REQUIREMENT
In exact form, set down only those lines of the material that run from its first line to the line with "Results of the", inclusive.

++++++++++++++++++++

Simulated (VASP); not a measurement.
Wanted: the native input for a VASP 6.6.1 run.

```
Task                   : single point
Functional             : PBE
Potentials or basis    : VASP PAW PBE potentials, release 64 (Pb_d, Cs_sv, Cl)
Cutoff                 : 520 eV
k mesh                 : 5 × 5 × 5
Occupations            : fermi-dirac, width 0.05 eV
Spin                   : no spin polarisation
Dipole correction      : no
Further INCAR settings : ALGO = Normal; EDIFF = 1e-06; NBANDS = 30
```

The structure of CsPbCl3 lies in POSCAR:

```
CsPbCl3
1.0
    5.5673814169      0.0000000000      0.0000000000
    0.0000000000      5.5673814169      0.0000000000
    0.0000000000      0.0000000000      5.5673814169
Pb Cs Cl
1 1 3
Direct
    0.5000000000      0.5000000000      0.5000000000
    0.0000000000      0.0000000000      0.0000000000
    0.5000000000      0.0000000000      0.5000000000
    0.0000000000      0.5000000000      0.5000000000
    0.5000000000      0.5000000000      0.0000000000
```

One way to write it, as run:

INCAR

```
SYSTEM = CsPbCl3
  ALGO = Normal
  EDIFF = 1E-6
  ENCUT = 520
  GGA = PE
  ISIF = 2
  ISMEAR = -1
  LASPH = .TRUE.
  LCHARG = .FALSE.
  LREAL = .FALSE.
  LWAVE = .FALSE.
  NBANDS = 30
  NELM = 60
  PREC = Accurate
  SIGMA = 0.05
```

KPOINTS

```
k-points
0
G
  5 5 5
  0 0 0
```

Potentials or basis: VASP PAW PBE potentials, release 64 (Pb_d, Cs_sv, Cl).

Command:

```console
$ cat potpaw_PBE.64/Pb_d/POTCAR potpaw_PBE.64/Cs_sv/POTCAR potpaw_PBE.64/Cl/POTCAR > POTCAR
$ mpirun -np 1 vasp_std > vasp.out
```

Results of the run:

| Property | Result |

++++++++++++++++++++

RESPONSE
Simulated (VASP); not a measurement.
Wanted: the native input for a VASP 6.6.1 run.

```
Task                   : single point
Functional             : PBE
Potentials or basis    : VASP PAW PBE potentials, release 64 (Pb_d, Cs_sv, Cl)
Cutoff                 : 520 eV
k mesh                 : 5 × 5 × 5
Occupations            : fermi-dirac, width 0.05 eV
Spin                   : no spin polarisation
Dipole correction      : no
Further INCAR settings : ALGO = Normal; EDIFF = 1e-06; NBANDS = 30
```

The structure of CsPbCl3 lies in POSCAR:

```
CsPbCl3
1.0
    5.5673814169      0.0000000000      0.0000000000
    0.0000000000      5.5673814169      0.0000000000
    0.0000000000      0.0000000000      5.5673814169
Pb Cs Cl
1 1 3
Direct
    0.5000000000      0.5000000000      0.5000000000
    0.0000000000      0.0000000000      0.0000000000
    0.5000000000      0.0000000000      0.5000000000
    0.0000000000      0.5000000000      0.5000000000
    0.5000000000      0.5000000000      0.0000000000
```

One way to write it, as run:

INCAR

```
SYSTEM = CsPbCl3
  ALGO = Normal
  EDIFF = 1E-6
  ENCUT = 520
  GGA = PE
  ISIF = 2
  ISMEAR = -1
  LASPH = .TRUE.
  LCHARG = .FALSE.
  LREAL = .FALSE.
  LWAVE = .FALSE.
  NBANDS = 30
  NELM = 60
  PREC = Accurate
  SIGMA = 0.05
```

KPOINTS

```
k-points
0
G
  5 5 5
  0 0 0
```

Potentials or basis: VASP PAW PBE potentials, release 64 (Pb_d, Cs_sv, Cl).

Command:

```console
$ cat potpaw_PBE.64/Pb_d/POTCAR potpaw_PBE.64/Cs_sv/POTCAR potpaw_PBE.64/Cl/POTCAR > POTCAR
$ mpirun -np 1 vasp_std > vasp.out
```

Results of the run:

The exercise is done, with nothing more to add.